Entries supplied -
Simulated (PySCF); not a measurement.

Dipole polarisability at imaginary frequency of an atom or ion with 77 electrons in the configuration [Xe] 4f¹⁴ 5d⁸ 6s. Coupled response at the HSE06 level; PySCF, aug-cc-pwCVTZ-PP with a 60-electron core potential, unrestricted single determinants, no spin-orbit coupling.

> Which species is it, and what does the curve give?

Required action -
Write down all of the listing exactly.

Task result -
Simulated (PySCF); not a measurement.

Dipole polarisability at imaginary frequency of an atom or ion with 77 electrons in the configuration [Xe] 4f¹⁴ 5d⁸ 6s. Coupled response at the HSE06 level; PySCF, aug-cc-pwCVTZ-PP with a 60-electron core potential, unrestricted single determinants, no spin-orbit coupling.

> Which species is it, and what does the curve give?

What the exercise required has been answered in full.